**Work instruction**
The reply must reproduce each line below exactly.

**Given data**
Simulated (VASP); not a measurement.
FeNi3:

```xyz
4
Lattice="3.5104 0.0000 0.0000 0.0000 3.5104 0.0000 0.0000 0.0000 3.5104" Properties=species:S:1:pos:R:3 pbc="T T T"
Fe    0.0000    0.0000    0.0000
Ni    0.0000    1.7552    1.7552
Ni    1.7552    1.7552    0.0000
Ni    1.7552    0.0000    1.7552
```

**Task response**
Simulated (VASP); not a measurement.
FeNi3:

```xyz
4
Lattice="3.5104 0.0000 0.0000 0.0000 3.5104 0.0000 0.0000 0.0000 3.5104" Properties=species:S:1:pos:R:3 pbc="T T T"
Fe    0.0000    0.0000    0.0000
Ni    0.0000    1.7552    1.7552
Ni    1.7552    1.7552    0.0000
Ni    1.7552    0.0000    1.7552
```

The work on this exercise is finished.